■ Work instruction: Out of the material that follows, write out exactly the lines from the line with "Potentials or basis: JTH PAW PBE v2.0." to the line with "Question: The values", both ends included, and no others.

■ Records supplied:
• • • • • • •

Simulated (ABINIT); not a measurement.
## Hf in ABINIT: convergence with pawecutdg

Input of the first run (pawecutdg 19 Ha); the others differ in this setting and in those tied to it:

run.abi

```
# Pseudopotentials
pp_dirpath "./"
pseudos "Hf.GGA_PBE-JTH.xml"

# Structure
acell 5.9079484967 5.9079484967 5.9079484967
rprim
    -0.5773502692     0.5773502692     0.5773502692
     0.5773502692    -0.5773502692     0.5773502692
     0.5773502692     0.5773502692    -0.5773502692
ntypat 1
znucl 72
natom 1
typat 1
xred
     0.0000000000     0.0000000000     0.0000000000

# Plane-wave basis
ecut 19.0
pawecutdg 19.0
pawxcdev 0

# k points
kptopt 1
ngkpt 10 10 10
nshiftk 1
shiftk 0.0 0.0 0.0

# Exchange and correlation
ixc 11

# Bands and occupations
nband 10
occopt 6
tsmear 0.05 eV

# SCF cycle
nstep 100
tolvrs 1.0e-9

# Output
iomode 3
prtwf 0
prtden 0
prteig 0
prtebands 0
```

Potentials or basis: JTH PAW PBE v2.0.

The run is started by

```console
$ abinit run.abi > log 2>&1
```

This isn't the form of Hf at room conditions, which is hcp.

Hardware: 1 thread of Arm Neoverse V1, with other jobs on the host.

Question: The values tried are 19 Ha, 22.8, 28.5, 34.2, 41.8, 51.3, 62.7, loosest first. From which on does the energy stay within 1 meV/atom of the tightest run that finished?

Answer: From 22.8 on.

• • • • • • •

■ Written solution:
Potentials or basis: JTH PAW PBE v2.0.

The run is started by

```console
$ abinit run.abi > log 2>&1
```

This isn't the form of Hf at room conditions, which is hcp.

Hardware: 1 thread of Arm Neoverse V1, with other jobs on the host.

Question: The values tried are 19 Ha, 22.8, 28.5, 34.2, 41.8, 51.3, 62.7, loosest first. From which on does the energy stay within 1 meV/atom of the tightest run that finished?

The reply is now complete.